**DATASET CONTENT**.
..............................

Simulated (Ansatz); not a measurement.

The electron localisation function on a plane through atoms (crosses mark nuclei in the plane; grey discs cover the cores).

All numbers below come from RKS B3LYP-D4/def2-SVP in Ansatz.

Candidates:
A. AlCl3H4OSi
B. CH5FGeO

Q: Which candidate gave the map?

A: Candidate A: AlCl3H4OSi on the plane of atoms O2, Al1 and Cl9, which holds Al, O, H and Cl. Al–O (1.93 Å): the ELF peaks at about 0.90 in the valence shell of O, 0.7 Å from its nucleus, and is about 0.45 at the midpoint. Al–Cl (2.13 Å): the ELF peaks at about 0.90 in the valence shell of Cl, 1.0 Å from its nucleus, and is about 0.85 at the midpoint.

..............................

From the material above, set down exactly the lines between the line holding "All numbers below" and the line holding "Q: Which candidate gave the map?", inclusive. Include nothing else.

**WORKED SOLUTION**.
All numbers below come from RKS B3LYP-D4/def2-SVP in Ansatz.

Candidates:
A. AlCl3H4OSi
B. CH5FGeO

Q: Which candidate gave the map?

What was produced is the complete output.